# Raw data
%%

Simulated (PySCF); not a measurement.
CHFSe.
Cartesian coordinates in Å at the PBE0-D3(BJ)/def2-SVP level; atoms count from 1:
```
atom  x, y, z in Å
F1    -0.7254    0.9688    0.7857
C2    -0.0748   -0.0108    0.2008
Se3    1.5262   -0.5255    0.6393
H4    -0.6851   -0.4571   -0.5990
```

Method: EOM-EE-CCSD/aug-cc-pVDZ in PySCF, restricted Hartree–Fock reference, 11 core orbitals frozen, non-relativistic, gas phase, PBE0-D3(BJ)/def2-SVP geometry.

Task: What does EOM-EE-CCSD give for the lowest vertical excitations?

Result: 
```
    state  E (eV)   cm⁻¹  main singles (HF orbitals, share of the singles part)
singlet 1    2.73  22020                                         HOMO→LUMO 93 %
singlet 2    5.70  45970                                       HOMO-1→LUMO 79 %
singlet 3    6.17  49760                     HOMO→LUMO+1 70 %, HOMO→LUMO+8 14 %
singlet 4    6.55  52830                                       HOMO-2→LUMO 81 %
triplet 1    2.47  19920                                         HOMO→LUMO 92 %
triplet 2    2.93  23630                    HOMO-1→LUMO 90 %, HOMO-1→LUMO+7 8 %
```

%%

Up to and including the line with "Method: EOM-EE-CCSD/aug-cc-pVDZ in", reproduce the material above exactly as it appears, starting from its first line.

Simulated (PySCF); not a measurement.
CHFSe.
Cartesian coordinates in Å at the PBE0-D3(BJ)/def2-SVP level; atoms count from 1:
```
atom  x, y, z in Å
F1    -0.7254    0.9688    0.7857
C2    -0.0748   -0.0108    0.2008
Se3    1.5262   -0.5255    0.6393
H4    -0.6851   -0.4571   -0.5990
```

Method: EOM-EE-CCSD/aug-cc-pVDZ in PySCF, restricted Hartree–Fock reference, 11 core orbitals frozen, non-relativistic, gas phase, PBE0-D3(BJ)/def2-SVP geometry.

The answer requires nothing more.